▶ **Work task**:
Below are the records; they must be reproduced verbatim.

+ + + + +
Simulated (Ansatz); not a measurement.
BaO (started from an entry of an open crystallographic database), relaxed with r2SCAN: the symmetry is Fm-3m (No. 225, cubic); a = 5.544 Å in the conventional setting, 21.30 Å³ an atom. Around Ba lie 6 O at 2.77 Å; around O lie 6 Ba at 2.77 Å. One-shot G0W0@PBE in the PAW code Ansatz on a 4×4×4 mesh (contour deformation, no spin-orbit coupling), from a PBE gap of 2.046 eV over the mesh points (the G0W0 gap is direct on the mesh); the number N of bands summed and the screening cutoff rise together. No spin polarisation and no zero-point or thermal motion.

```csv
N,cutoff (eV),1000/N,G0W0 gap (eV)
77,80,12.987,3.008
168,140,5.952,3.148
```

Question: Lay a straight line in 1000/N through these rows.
+ + + + +

▶ **Written solution**:
Simulated (Ansatz); not a measurement.
BaO (started from an entry of an open crystallographic database), relaxed with r2SCAN: the symmetry is Fm-3m (No. 225, cubic); a = 5.544 Å in the conventional setting, 21.30 Å³ an atom. Around Ba lie 6 O at 2.77 Å; around O lie 6 Ba at 2.77 Å. One-shot G0W0@PBE in the PAW code Ansatz on a 4×4×4 mesh (contour deformation, no spin-orbit coupling), from a PBE gap of 2.046 eV over the mesh points (the G0W0 gap is direct on the mesh); the number N of bands summed and the screening cutoff rise together. No spin polarisation and no zero-point or thermal motion.

```csv
N,cutoff (eV),1000/N,G0W0 gap (eV)
77,80,12.987,3.008
168,140,5.952,3.148
```

Question: Lay a straight line in 1000/N through these rows.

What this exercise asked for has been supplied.